> **MATERIAL PROVIDED**
§ §

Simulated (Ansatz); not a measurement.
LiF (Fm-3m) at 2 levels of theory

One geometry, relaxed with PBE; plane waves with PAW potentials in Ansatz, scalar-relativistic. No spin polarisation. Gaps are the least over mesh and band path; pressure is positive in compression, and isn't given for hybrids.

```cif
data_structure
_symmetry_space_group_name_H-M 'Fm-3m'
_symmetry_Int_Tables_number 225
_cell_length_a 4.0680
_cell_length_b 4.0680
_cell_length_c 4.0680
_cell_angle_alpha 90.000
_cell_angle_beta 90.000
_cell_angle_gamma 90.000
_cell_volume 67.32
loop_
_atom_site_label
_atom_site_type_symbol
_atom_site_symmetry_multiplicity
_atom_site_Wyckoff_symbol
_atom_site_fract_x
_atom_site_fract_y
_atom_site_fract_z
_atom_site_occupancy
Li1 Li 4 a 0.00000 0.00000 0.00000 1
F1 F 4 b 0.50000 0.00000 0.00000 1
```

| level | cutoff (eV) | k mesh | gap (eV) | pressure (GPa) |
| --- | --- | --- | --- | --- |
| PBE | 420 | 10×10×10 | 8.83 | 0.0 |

§ §

> **WORK REQUEST**
Your task is to retype the entries verbatim, starting with the line that holds "LiF (Fm-3m) at 2 levels of theory" and stopping after the line that holds "pressure (GPa) |".

> **EXERCISE ANSWER**
LiF (Fm-3m) at 2 levels of theory

One geometry, relaxed with PBE; plane waves with PAW potentials in Ansatz, scalar-relativistic. No spin polarisation. Gaps are the least over mesh and band path; pressure is positive in compression, and isn't given for hybrids.

```cif
data_structure
_symmetry_space_group_name_H-M 'Fm-3m'
_symmetry_Int_Tables_number 225
_cell_length_a 4.0680
_cell_length_b 4.0680
_cell_length_c 4.0680
_cell_angle_alpha 90.000
_cell_angle_beta 90.000
_cell_angle_gamma 90.000
_cell_volume 67.32
loop_
_atom_site_label
_atom_site_type_symbol
_atom_site_symmetry_multiplicity
_atom_site_Wyckoff_symbol
_atom_site_fract_x
_atom_site_fract_y
_atom_site_fract_z
_atom_site_occupancy
Li1 Li 4 a 0.00000 0.00000 0.00000 1
F1 F 4 b 0.50000 0.00000 0.00000 1
```

| level | cutoff (eV) | k mesh | gap (eV) | pressure (GPa) |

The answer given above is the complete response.